• _Assigned task_
Retype only the lines at the head of the records, first through the one with "Solution. gap on", exactly as written.

• _Supplied records_
- - -
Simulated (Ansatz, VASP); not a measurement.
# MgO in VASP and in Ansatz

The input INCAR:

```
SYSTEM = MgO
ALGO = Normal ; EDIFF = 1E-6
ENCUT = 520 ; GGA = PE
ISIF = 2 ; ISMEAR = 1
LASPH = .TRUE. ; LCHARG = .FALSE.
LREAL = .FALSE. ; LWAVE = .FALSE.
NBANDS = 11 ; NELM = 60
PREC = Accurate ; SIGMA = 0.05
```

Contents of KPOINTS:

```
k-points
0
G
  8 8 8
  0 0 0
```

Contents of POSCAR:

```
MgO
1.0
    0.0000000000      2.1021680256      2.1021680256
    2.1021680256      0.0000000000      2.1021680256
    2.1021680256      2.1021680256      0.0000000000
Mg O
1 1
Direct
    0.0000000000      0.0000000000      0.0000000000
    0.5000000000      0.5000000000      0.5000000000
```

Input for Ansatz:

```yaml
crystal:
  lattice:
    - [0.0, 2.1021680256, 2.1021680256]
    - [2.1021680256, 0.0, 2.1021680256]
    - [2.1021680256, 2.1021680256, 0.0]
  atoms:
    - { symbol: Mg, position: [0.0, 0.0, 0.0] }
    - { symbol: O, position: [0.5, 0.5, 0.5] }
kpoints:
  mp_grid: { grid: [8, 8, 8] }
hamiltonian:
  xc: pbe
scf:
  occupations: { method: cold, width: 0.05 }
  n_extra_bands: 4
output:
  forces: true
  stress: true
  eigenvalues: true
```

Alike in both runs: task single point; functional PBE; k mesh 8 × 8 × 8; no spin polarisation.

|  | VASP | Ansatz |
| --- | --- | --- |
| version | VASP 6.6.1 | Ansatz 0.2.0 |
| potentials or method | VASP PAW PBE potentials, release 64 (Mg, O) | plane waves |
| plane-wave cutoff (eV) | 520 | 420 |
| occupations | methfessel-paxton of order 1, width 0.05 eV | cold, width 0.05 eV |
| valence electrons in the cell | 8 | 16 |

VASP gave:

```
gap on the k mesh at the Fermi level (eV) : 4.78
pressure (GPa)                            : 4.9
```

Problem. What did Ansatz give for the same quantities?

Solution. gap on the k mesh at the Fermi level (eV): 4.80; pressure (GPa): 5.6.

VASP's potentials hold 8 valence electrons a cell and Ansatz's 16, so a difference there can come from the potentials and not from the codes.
- - -

• _Exercise response_
Simulated (Ansatz, VASP); not a measurement.
# MgO in VASP and in Ansatz

The input INCAR:

```
SYSTEM = MgO
ALGO = Normal ; EDIFF = 1E-6
ENCUT = 520 ; GGA = PE
ISIF = 2 ; ISMEAR = 1
LASPH = .TRUE. ; LCHARG = .FALSE.
LREAL = .FALSE. ; LWAVE = .FALSE.
NBANDS = 11 ; NELM = 60
PREC = Accurate ; SIGMA = 0.05
```

Contents of KPOINTS:

```
k-points
0
G
  8 8 8
  0 0 0
```

Contents of POSCAR:

```
MgO
1.0
    0.0000000000      2.1021680256      2.1021680256
    2.1021680256      0.0000000000      2.1021680256
    2.1021680256      2.1021680256      0.0000000000
Mg O
1 1
Direct
    0.0000000000      0.0000000000      0.0000000000
    0.5000000000      0.5000000000      0.5000000000
```

Input for Ansatz:

```yaml
crystal:
  lattice:
    - [0.0, 2.1021680256, 2.1021680256]
    - [2.1021680256, 0.0, 2.1021680256]
    - [2.1021680256, 2.1021680256, 0.0]
  atoms:
    - { symbol: Mg, position: [0.0, 0.0, 0.0] }
    - { symbol: O, position: [0.5, 0.5, 0.5] }
kpoints:
  mp_grid: { grid: [8, 8, 8] }
hamiltonian:
  xc: pbe
scf:
  occupations: { method: cold, width: 0.05 }
  n_extra_bands: 4
output:
  forces: true
  stress: true
  eigenvalues: true
```

Alike in both runs: task single point; functional PBE; k mesh 8 × 8 × 8; no spin polarisation.

|  | VASP | Ansatz |
| --- | --- | --- |
| version | VASP 6.6.1 | Ansatz 0.2.0 |
| potentials or method | VASP PAW PBE potentials, release 64 (Mg, O) | plane waves |
| plane-wave cutoff (eV) | 520 | 420 |
| occupations | methfessel-paxton of order 1, width 0.05 eV | cold, width 0.05 eV |
| valence electrons in the cell | 8 | 16 |

VASP gave:

```
gap on the k mesh at the Fermi level (eV) : 4.78
pressure (GPa)                            : 4.9
```

Problem. What did Ansatz give for the same quantities?

Solution. gap on the k mesh at the Fermi level (eV): 4.80; pressure (GPa): 5.6.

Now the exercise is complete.